• _Data listing_
··········

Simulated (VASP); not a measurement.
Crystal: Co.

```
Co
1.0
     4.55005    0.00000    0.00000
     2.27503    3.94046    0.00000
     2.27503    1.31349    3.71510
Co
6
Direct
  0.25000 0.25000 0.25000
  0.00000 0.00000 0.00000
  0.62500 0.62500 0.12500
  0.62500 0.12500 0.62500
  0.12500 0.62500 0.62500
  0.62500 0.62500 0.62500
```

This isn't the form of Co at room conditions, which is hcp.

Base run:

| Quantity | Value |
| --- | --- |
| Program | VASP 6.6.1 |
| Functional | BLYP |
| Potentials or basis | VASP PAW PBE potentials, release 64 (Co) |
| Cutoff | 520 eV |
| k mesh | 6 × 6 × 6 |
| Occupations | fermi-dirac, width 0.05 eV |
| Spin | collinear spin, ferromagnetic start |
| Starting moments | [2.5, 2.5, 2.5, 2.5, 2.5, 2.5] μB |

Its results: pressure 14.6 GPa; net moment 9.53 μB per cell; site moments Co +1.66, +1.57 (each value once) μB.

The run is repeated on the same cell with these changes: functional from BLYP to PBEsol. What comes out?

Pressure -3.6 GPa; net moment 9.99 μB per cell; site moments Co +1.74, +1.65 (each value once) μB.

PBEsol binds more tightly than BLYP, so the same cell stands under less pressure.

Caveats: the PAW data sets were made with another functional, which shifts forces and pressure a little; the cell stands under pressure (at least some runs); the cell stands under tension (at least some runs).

··········

• _Exercise_
The first line of the data, the line with "mesh | 6 × 6 × 6 |", and all lines in between are to be copied exactly. Leave out everything else.

• _Worked solution_
Simulated (VASP); not a measurement.
Crystal: Co.

```
Co
1.0
     4.55005    0.00000    0.00000
     2.27503    3.94046    0.00000
     2.27503    1.31349    3.71510
Co
6
Direct
  0.25000 0.25000 0.25000
  0.00000 0.00000 0.00000
  0.62500 0.62500 0.12500
  0.62500 0.12500 0.62500
  0.12500 0.62500 0.62500
  0.62500 0.62500 0.62500
```

This isn't the form of Co at room conditions, which is hcp.

Base run:

| Quantity | Value |
| --- | --- |
| Program | VASP 6.6.1 |
| Functional | BLYP |
| Potentials or basis | VASP PAW PBE potentials, release 64 (Co) |
| Cutoff | 520 eV |
| k mesh | 6 × 6 × 6 |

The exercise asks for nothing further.